→ **Task item**: Transcribe the data that follows. Match it character for character.

→ **Excerpted records**:
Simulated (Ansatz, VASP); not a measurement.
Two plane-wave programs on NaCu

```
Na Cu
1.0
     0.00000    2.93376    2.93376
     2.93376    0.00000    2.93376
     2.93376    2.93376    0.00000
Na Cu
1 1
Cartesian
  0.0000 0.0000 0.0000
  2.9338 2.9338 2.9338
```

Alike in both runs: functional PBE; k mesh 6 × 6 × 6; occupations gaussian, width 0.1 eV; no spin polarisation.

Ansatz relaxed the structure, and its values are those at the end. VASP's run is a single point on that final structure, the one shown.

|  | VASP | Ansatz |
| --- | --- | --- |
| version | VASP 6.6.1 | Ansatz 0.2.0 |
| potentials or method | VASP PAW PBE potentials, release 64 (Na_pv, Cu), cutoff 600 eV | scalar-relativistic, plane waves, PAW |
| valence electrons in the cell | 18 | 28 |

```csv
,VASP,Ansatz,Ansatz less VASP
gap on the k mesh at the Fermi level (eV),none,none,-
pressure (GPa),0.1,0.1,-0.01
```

→ **Task result**:
Simulated (Ansatz, VASP); not a measurement.
Two plane-wave programs on NaCu

```
Na Cu
1.0
     0.00000    2.93376    2.93376
     2.93376    0.00000    2.93376
     2.93376    2.93376    0.00000
Na Cu
1 1
Cartesian
  0.0000 0.0000 0.0000
  2.9338 2.9338 2.9338
```

Alike in both runs: functional PBE; k mesh 6 × 6 × 6; occupations gaussian, width 0.1 eV; no spin polarisation.

Ansatz relaxed the structure, and its values are those at the end. VASP's run is a single point on that final structure, the one shown.

|  | VASP | Ansatz |
| --- | --- | --- |
| version | VASP 6.6.1 | Ansatz 0.2.0 |
| potentials or method | VASP PAW PBE potentials, release 64 (Na_pv, Cu), cutoff 600 eV | scalar-relativistic, plane waves, PAW |
| valence electrons in the cell | 18 | 28 |

```csv
,VASP,Ansatz,Ansatz less VASP
gap on the k mesh at the Fermi level (eV),none,none,-
pressure (GPa),0.1,0.1,-0.01
```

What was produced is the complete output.